Work request: Please reproduce each of the entries below exactly as they appear.

BEGIN

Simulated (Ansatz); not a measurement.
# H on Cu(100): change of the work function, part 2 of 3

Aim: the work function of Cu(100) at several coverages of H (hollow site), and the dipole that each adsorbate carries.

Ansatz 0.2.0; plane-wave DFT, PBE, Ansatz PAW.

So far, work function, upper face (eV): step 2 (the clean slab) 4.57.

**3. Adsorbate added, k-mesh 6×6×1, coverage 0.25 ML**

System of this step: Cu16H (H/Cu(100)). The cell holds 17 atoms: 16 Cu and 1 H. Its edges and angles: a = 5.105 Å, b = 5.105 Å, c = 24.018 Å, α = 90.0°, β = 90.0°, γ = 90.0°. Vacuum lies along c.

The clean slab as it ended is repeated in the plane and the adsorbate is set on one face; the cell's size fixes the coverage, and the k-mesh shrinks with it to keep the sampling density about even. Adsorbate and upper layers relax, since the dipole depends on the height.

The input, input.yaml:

END

Task result:
Simulated (Ansatz); not a measurement.
# H on Cu(100): change of the work function, part 2 of 3

Aim: the work function of Cu(100) at several coverages of H (hollow site), and the dipole that each adsorbate carries.

Ansatz 0.2.0; plane-wave DFT, PBE, Ansatz PAW.

So far, work function, upper face (eV): step 2 (the clean slab) 4.57.

**3. Adsorbate added, k-mesh 6×6×1, coverage 0.25 ML**

System of this step: Cu16H (H/Cu(100)). The cell holds 17 atoms: 16 Cu and 1 H. Its edges and angles: a = 5.105 Å, b = 5.105 Å, c = 24.018 Å, α = 90.0°, β = 90.0°, γ = 90.0°. Vacuum lies along c.

The clean slab as it ended is repeated in the plane and the adsorbate is set on one face; the cell's size fixes the coverage, and the k-mesh shrinks with it to keep the sampling density about even. Adsorbate and upper layers relax, since the dipole depends on the height.

The input, input.yaml:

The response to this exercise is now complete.